· · · · · · ·

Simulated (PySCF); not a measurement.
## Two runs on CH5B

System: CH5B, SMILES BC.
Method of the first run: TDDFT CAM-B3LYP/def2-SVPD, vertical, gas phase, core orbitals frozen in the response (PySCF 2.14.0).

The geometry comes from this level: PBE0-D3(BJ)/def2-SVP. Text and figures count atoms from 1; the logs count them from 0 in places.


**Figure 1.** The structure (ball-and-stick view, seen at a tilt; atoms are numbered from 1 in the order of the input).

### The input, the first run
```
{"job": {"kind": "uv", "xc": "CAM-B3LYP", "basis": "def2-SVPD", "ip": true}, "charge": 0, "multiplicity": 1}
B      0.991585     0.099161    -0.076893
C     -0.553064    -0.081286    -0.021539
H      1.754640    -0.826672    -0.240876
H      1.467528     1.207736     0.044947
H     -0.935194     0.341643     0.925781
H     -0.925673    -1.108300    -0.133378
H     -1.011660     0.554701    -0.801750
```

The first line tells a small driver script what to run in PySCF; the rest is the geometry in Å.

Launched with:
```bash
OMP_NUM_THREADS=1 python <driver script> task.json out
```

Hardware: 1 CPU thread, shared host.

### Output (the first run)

· · · · · · ·

**Exercise:**
This exercise calls for every record above to be written out again exactly.

**Written response:**
Simulated (PySCF); not a measurement.
## Two runs on CH5B

System: CH5B, SMILES BC.
Method of the first run: TDDFT CAM-B3LYP/def2-SVPD, vertical, gas phase, core orbitals frozen in the response (PySCF 2.14.0).

The geometry comes from this level: PBE0-D3(BJ)/def2-SVP. Text and figures count atoms from 1; the logs count them from 0 in places.


**Figure 1.** The structure (ball-and-stick view, seen at a tilt; atoms are numbered from 1 in the order of the input).

### The input, the first run
```
{"job": {"kind": "uv", "xc": "CAM-B3LYP", "basis": "def2-SVPD", "ip": true}, "charge": 0, "multiplicity": 1}
B      0.991585     0.099161    -0.076893
C     -0.553064    -0.081286    -0.021539
H      1.754640    -0.826672    -0.240876
H      1.467528     1.207736     0.044947
H     -0.935194     0.341643     0.925781
H     -0.925673    -1.108300    -0.133378
H     -1.011660     0.554701    -0.801750
```

The first line tells a small driver script what to run in PySCF; the rest is the geometry in Å.

Launched with:
```bash
OMP_NUM_THREADS=1 python <driver script> task.json out
```

Hardware: 1 CPU thread, shared host.

### Output (the first run)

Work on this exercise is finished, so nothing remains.